- Opening Delimiter -
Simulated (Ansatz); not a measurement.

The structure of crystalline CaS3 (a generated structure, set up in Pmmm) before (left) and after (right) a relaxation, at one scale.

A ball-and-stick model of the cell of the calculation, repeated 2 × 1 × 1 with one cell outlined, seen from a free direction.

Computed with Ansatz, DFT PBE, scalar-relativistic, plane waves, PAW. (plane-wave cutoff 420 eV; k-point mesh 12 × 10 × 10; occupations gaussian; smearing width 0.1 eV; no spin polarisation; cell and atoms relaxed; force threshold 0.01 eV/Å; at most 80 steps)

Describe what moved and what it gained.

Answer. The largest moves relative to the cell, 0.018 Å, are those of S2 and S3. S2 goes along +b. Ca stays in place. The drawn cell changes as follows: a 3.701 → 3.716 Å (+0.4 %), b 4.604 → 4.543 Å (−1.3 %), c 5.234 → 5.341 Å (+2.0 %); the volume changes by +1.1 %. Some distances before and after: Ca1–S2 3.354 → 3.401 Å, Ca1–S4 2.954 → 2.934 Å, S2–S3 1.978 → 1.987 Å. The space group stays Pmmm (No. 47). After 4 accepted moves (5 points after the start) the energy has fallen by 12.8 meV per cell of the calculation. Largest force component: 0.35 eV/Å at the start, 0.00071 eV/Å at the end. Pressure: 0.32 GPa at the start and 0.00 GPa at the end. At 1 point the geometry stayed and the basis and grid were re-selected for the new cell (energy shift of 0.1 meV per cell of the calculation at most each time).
- Closing Delimiter -

▶ _WORK ORDER_
Your answer must consist solely of the lines above between the line holding "The structure of" and the line holding "Describe what moved and what it gained.", inclusive, copied exactly.

▶ _WRITTEN RESPONSE_
The structure of crystalline CaS3 (a generated structure, set up in Pmmm) before (left) and after (right) a relaxation, at one scale.

A ball-and-stick model of the cell of the calculation, repeated 2 × 1 × 1 with one cell outlined, seen from a free direction.

Computed with Ansatz, DFT PBE, scalar-relativistic, plane waves, PAW. (plane-wave cutoff 420 eV; k-point mesh 12 × 10 × 10; occupations gaussian; smearing width 0.1 eV; no spin polarisation; cell and atoms relaxed; force threshold 0.01 eV/Å; at most 80 steps)

Describe what moved and what it gained.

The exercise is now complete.